ACTIVITY
Starting at the first line of the listing below and ending at the line with "The input geometry", copy each line exactly.

BEGIN
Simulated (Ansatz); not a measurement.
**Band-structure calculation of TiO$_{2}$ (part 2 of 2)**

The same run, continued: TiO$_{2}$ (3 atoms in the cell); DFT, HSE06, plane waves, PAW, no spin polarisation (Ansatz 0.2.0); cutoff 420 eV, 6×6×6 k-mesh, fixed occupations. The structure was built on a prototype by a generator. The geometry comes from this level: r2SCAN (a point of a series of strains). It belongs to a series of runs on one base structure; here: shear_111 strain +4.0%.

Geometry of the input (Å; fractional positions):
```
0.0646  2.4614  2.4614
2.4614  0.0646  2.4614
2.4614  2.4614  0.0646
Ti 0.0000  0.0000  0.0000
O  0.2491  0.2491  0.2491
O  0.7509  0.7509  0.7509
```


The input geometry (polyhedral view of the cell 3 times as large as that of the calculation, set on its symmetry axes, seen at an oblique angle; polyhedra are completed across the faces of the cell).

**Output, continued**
END

RESULT
Simulated (Ansatz); not a measurement.
**Band-structure calculation of TiO$_{2}$ (part 2 of 2)**

The same run, continued: TiO$_{2}$ (3 atoms in the cell); DFT, HSE06, plane waves, PAW, no spin polarisation (Ansatz 0.2.0); cutoff 420 eV, 6×6×6 k-mesh, fixed occupations. The structure was built on a prototype by a generator. The geometry comes from this level: r2SCAN (a point of a series of strains). It belongs to a series of runs on one base structure; here: shear_111 strain +4.0%.

Geometry of the input (Å; fractional positions):
```
0.0646  2.4614  2.4614
2.4614  0.0646  2.4614
2.4614  2.4614  0.0646
Ti 0.0000  0.0000  0.0000
O  0.2491  0.2491  0.2491
O  0.7509  0.7509  0.7509
```


The input geometry (polyhedral view of the cell 3 times as large as that of the calculation, set on its symmetry axes, seen at an oblique angle; polyhedra are completed across the faces of the cell).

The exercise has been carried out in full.